Requirement: Keeping every word the same, return the listing from its first line until the line holding "How long does it take, and how much memory?" has been returned as well.

Listed records:
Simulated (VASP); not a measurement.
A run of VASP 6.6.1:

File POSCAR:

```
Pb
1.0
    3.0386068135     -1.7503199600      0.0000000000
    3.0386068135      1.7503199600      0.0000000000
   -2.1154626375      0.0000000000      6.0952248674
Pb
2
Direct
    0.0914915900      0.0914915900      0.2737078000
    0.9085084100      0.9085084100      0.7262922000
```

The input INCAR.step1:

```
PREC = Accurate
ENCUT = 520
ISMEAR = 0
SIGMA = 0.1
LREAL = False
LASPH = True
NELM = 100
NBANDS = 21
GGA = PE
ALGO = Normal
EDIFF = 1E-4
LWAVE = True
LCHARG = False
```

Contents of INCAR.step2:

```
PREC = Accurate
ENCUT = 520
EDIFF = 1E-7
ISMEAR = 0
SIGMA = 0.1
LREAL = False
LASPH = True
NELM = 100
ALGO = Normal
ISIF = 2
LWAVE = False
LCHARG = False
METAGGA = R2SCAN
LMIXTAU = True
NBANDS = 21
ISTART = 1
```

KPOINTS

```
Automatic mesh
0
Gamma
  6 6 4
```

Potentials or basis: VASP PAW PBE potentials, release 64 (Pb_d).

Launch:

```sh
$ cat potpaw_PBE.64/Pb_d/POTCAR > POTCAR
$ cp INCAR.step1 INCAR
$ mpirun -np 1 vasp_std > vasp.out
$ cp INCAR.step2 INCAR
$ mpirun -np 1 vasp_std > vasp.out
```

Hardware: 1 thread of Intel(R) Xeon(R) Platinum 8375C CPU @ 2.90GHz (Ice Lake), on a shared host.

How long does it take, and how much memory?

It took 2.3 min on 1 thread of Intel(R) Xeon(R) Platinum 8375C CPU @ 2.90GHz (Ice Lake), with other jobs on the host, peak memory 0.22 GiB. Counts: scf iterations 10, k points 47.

Exercise answer:
Simulated (VASP); not a measurement.
A run of VASP 6.6.1:

File POSCAR:

```
Pb
1.0
    3.0386068135     -1.7503199600      0.0000000000
    3.0386068135      1.7503199600      0.0000000000
   -2.1154626375      0.0000000000      6.0952248674
Pb
2
Direct
    0.0914915900      0.0914915900      0.2737078000
    0.9085084100      0.9085084100      0.7262922000
```

The input INCAR.step1:

```
PREC = Accurate
ENCUT = 520
ISMEAR = 0
SIGMA = 0.1
LREAL = False
LASPH = True
NELM = 100
NBANDS = 21
GGA = PE
ALGO = Normal
EDIFF = 1E-4
LWAVE = True
LCHARG = False
```

Contents of INCAR.step2:

```
PREC = Accurate
ENCUT = 520
EDIFF = 1E-7
ISMEAR = 0
SIGMA = 0.1
LREAL = False
LASPH = True
NELM = 100
ALGO = Normal
ISIF = 2
LWAVE = False
LCHARG = False
METAGGA = R2SCAN
LMIXTAU = True
NBANDS = 21
ISTART = 1
```

KPOINTS

```
Automatic mesh
0
Gamma
  6 6 4
```

Potentials or basis: VASP PAW PBE potentials, release 64 (Pb_d).

Launch:

```sh
$ cat potpaw_PBE.64/Pb_d/POTCAR > POTCAR
$ cp INCAR.step1 INCAR
$ mpirun -np 1 vasp_std > vasp.out
$ cp INCAR.step2 INCAR
$ mpirun -np 1 vasp_std > vasp.out
```

Hardware: 1 thread of Intel(R) Xeon(R) Platinum 8375C CPU @ 2.90GHz (Ice Lake), on a shared host.

How long does it take, and how much memory?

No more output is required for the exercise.